**Activity**
Keeping each line exactly as it is, output all of the records.

#### Recorded information

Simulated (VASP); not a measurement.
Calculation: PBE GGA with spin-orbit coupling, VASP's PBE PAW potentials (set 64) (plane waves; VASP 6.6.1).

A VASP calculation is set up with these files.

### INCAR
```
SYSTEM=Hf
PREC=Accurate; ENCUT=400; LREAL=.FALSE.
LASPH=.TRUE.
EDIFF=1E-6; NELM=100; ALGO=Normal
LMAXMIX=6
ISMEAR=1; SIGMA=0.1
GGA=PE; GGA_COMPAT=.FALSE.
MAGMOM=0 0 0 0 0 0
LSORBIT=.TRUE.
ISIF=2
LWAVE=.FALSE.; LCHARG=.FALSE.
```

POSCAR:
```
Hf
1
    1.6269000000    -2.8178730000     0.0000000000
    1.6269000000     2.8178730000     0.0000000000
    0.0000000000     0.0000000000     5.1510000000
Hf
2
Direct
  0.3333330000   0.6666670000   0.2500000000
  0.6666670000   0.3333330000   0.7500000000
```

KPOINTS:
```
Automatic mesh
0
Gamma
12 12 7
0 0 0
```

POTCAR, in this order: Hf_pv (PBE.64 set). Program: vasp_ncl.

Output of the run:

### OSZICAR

########

**Exercise result**
Simulated (VASP); not a measurement.
Calculation: PBE GGA with spin-orbit coupling, VASP's PBE PAW potentials (set 64) (plane waves; VASP 6.6.1).

A VASP calculation is set up with these files.

### INCAR
```
SYSTEM=Hf
PREC=Accurate; ENCUT=400; LREAL=.FALSE.
LASPH=.TRUE.
EDIFF=1E-6; NELM=100; ALGO=Normal
LMAXMIX=6
ISMEAR=1; SIGMA=0.1
GGA=PE; GGA_COMPAT=.FALSE.
MAGMOM=0 0 0 0 0 0
LSORBIT=.TRUE.
ISIF=2
LWAVE=.FALSE.; LCHARG=.FALSE.
```

POSCAR:
```
Hf
1
    1.6269000000    -2.8178730000     0.0000000000
    1.6269000000     2.8178730000     0.0000000000
    0.0000000000     0.0000000000     5.1510000000
Hf
2
Direct
  0.3333330000   0.6666670000   0.2500000000
  0.6666670000   0.3333330000   0.7500000000
```

KPOINTS:
```
Automatic mesh
0
Gamma
12 12 7
0 0 0
```

POTCAR, in this order: Hf_pv (PBE.64 set). Program: vasp_ncl.

Output of the run:

### OSZICAR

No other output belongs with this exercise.